----------------

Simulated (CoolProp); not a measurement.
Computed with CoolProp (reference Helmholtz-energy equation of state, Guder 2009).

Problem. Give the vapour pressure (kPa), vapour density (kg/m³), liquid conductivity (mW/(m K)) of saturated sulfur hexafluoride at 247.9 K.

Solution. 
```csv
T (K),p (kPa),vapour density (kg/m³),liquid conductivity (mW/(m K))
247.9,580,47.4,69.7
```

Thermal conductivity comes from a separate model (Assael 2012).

----------------

### Work task
Return exactly, and only, the lines from the start of the listing through the line with "Computed with CoolProp".

### Written solution
Simulated (CoolProp); not a measurement.
Computed with CoolProp (reference Helmholtz-energy equation of state, Guder 2009).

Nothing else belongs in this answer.